=== Recorded information ===
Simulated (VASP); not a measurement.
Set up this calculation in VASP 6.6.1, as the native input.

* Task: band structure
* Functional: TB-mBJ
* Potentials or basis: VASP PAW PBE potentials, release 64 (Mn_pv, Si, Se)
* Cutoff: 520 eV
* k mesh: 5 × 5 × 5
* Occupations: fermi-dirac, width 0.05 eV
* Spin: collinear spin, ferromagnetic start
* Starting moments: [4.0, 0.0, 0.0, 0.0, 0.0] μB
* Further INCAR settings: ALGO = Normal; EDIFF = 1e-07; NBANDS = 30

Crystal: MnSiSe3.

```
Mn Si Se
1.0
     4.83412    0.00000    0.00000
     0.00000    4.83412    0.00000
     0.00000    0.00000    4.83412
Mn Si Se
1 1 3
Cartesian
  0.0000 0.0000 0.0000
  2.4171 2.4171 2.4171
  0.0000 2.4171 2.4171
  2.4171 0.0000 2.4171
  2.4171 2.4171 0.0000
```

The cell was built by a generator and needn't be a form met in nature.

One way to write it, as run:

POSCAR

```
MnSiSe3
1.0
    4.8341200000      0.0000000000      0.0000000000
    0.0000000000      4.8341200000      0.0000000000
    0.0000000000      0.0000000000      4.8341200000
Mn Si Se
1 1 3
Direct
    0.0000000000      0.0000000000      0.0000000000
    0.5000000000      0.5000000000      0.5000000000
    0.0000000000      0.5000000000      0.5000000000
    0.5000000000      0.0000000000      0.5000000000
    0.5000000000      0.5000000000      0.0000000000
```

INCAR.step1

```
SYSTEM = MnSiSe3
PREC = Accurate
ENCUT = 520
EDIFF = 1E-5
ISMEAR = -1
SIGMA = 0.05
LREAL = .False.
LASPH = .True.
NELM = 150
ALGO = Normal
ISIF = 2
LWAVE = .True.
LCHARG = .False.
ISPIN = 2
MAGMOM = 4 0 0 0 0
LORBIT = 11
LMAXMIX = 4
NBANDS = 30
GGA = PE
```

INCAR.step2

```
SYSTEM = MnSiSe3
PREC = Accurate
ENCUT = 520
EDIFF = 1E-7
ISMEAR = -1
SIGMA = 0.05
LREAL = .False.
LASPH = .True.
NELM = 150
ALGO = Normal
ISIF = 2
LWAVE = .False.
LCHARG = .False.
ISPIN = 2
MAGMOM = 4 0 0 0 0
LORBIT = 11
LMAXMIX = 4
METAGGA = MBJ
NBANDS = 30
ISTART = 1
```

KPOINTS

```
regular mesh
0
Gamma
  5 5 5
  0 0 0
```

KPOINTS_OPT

=== Work request ===
Set down, word for word, each line from the top of the records above through the line with "The cell was".

=== Task answer ===
Simulated (VASP); not a measurement.
Set up this calculation in VASP 6.6.1, as the native input.

* Task: band structure
* Functional: TB-mBJ
* Potentials or basis: VASP PAW PBE potentials, release 64 (Mn_pv, Si, Se)
* Cutoff: 520 eV
* k mesh: 5 × 5 × 5
* Occupations: fermi-dirac, width 0.05 eV
* Spin: collinear spin, ferromagnetic start
* Starting moments: [4.0, 0.0, 0.0, 0.0, 0.0] μB
* Further INCAR settings: ALGO = Normal; EDIFF = 1e-07; NBANDS = 30

Crystal: MnSiSe3.

```
Mn Si Se
1.0
     4.83412    0.00000    0.00000
     0.00000    4.83412    0.00000
     0.00000    0.00000    4.83412
Mn Si Se
1 1 3
Cartesian
  0.0000 0.0000 0.0000
  2.4171 2.4171 2.4171
  0.0000 2.4171 2.4171
  2.4171 0.0000 2.4171
  2.4171 2.4171 0.0000
```

The cell was built by a generator and needn't be a form met in nature.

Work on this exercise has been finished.